EXERCISE:
A precise repetition of every line below is the required answer.

SUPPLIED DATA:
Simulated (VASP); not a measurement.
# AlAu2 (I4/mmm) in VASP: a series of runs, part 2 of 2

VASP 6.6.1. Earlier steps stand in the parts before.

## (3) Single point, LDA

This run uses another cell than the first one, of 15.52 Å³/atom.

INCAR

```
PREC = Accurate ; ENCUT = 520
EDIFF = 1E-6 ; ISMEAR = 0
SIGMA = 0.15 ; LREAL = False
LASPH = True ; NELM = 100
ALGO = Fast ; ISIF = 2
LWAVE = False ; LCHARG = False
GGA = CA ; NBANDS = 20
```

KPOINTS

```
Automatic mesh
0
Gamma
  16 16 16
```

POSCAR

YOUR SOLUTION:
Simulated (VASP); not a measurement.
# AlAu2 (I4/mmm) in VASP: a series of runs, part 2 of 2

VASP 6.6.1. Earlier steps stand in the parts before.

## (3) Single point, LDA

This run uses another cell than the first one, of 15.52 Å³/atom.

INCAR

```
PREC = Accurate ; ENCUT = 520
EDIFF = 1E-6 ; ISMEAR = 0
SIGMA = 0.15 ; LREAL = False
LASPH = True ; NELM = 100
ALGO = Fast ; ISIF = 2
LWAVE = False ; LCHARG = False
GGA = CA ; NBANDS = 20
```

KPOINTS

```
Automatic mesh
0
Gamma
  16 16 16
```

POSCAR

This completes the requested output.